• **BRIEF**: Please write out each entry that follows, keeping it exactly the same.

• **SOURCE MATERIAL**:
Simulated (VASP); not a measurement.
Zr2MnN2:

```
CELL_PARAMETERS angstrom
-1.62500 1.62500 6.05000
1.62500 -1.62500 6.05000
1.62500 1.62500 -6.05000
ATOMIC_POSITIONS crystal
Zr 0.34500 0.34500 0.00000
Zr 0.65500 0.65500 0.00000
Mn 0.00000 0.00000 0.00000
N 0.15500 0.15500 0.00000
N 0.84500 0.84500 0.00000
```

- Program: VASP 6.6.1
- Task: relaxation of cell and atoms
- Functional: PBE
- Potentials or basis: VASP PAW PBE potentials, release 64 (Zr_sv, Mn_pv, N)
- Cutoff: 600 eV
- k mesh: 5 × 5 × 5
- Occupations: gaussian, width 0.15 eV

• **RESPONSE**:
Simulated (VASP); not a measurement.
Zr2MnN2:

```
CELL_PARAMETERS angstrom
-1.62500 1.62500 6.05000
1.62500 -1.62500 6.05000
1.62500 1.62500 -6.05000
ATOMIC_POSITIONS crystal
Zr 0.34500 0.34500 0.00000
Zr 0.65500 0.65500 0.00000
Mn 0.00000 0.00000 0.00000
N 0.15500 0.15500 0.00000
N 0.84500 0.84500 0.00000
```

- Program: VASP 6.6.1
- Task: relaxation of cell and atoms
- Functional: PBE
- Potentials or basis: VASP PAW PBE potentials, release 64 (Zr_sv, Mn_pv, N)
- Cutoff: 600 eV
- k mesh: 5 × 5 × 5
- Occupations: gaussian, width 0.15 eV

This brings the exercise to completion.